■ **GIVEN DATA**:
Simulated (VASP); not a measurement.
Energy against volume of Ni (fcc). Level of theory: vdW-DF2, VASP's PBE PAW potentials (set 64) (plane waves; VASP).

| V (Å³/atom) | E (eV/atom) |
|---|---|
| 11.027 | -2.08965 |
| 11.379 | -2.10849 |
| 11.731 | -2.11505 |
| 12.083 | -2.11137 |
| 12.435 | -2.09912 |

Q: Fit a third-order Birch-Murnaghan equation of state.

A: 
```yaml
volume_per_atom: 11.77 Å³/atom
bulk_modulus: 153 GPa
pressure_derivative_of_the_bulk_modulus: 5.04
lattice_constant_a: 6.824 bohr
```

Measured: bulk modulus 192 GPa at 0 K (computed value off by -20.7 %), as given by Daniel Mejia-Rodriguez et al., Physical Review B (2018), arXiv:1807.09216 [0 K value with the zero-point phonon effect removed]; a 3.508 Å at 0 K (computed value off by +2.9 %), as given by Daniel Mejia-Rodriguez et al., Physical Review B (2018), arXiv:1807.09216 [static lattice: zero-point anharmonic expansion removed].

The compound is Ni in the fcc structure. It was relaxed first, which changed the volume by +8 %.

■ **EXERCISE**:
What you return should be exactly the lines above, starting at the one with "Energy against volume" and ending at the one with "Measured: bulk modulus", and nothing else.

■ **RESPONSE AREA**:
Energy against volume of Ni (fcc). Level of theory: vdW-DF2, VASP's PBE PAW potentials (set 64) (plane waves; VASP).

| V (Å³/atom) | E (eV/atom) |
|---|---|
| 11.027 | -2.08965 |
| 11.379 | -2.10849 |
| 11.731 | -2.11505 |
| 12.083 | -2.11137 |
| 12.435 | -2.09912 |

Q: Fit a third-order Birch-Murnaghan equation of state.

A: 
```yaml
volume_per_atom: 11.77 Å³/atom
bulk_modulus: 153 GPa
pressure_derivative_of_the_bulk_modulus: 5.04
lattice_constant_a: 6.824 bohr
```

Measured: bulk modulus 192 GPa at 0 K (computed value off by -20.7 %), as given by Daniel Mejia-Rodriguez et al., Physical Review B (2018), arXiv:1807.09216 [0 K value with the zero-point phonon effect removed]; a 3.508 Å at 0 K (computed value off by +2.9 %), as given by Daniel Mejia-Rodriguez et al., Physical Review B (2018), arXiv:1807.09216 [static lattice: zero-point anharmonic expansion removed].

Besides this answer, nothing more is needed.